═════ ENTRIES SHOWN ═════

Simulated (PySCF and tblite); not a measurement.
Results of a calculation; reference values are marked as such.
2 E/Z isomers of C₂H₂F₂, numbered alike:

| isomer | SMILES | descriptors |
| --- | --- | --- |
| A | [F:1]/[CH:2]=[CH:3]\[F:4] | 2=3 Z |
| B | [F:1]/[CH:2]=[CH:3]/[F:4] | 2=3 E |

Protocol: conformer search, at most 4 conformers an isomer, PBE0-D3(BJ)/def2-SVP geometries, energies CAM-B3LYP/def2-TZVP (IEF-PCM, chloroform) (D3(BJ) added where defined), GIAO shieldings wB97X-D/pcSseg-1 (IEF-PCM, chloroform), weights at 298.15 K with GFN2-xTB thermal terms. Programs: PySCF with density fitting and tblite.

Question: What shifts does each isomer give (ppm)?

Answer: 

═════

§ **ACTION ITEM**:
Set down every record above exactly as written.

§ **WRITTEN RESPONSE**:
Simulated (PySCF and tblite); not a measurement.
Results of a calculation; reference values are marked as such.
2 E/Z isomers of C₂H₂F₂, numbered alike:

| isomer | SMILES | descriptors |
| --- | --- | --- |
| A | [F:1]/[CH:2]=[CH:3]\[F:4] | 2=3 Z |
| B | [F:1]/[CH:2]=[CH:3]/[F:4] | 2=3 E |

Protocol: conformer search, at most 4 conformers an isomer, PBE0-D3(BJ)/def2-SVP geometries, energies CAM-B3LYP/def2-TZVP (IEF-PCM, chloroform) (D3(BJ) added where defined), GIAO shieldings wB97X-D/pcSseg-1 (IEF-PCM, chloroform), weights at 298.15 K with GFN2-xTB thermal terms. Programs: PySCF with density fitting and tblite.

Question: What shifts does each isomer give (ppm)?

Answer: 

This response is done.